## Work item
The lines to be extracted run from the start of the listing through the line containing "### Question"; copy them exactly and nothing else.

## Extracted entries
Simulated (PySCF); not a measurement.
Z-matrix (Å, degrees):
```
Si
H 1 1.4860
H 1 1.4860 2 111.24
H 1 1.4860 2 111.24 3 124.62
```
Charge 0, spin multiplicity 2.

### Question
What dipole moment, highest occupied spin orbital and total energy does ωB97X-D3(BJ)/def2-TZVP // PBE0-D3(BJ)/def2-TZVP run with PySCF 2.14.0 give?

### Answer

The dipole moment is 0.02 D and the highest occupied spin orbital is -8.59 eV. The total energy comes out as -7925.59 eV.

## Reply
Simulated (PySCF); not a measurement.
Z-matrix (Å, degrees):
```
Si
H 1 1.4860
H 1 1.4860 2 111.24
H 1 1.4860 2 111.24 3 124.62
```
Charge 0, spin multiplicity 2.

### Question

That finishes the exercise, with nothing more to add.